### ASSIGNMENT
Up to and including the line containing "All numbers below", please reproduce the lines of the listing below, starting from the top.

[Opening DATA EXTRACTS section]

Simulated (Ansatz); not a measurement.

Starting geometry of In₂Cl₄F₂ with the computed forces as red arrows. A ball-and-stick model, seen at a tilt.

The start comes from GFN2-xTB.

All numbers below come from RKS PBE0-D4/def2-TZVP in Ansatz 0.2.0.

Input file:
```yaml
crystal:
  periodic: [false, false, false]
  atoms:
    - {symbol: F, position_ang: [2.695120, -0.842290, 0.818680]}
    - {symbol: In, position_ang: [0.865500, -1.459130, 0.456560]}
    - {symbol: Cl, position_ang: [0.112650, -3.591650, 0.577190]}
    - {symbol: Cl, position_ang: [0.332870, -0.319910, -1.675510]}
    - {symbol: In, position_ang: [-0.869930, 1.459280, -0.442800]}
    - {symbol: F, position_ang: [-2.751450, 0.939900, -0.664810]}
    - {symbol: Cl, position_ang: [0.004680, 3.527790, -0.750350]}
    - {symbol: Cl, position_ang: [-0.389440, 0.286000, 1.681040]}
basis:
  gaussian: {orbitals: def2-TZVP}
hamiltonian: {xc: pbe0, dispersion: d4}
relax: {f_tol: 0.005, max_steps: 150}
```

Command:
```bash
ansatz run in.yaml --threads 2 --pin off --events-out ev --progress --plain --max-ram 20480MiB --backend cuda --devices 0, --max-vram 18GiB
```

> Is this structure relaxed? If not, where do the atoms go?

[Closing DATA EXTRACTS section]

### ANSWER BOX
Simulated (Ansatz); not a measurement.

Starting geometry of In₂Cl₄F₂ with the computed forces as red arrows. A ball-and-stick model, seen at a tilt.

The start comes from GFN2-xTB.

All numbers below come from RKS PBE0-D4/def2-TZVP in Ansatz 0.2.0.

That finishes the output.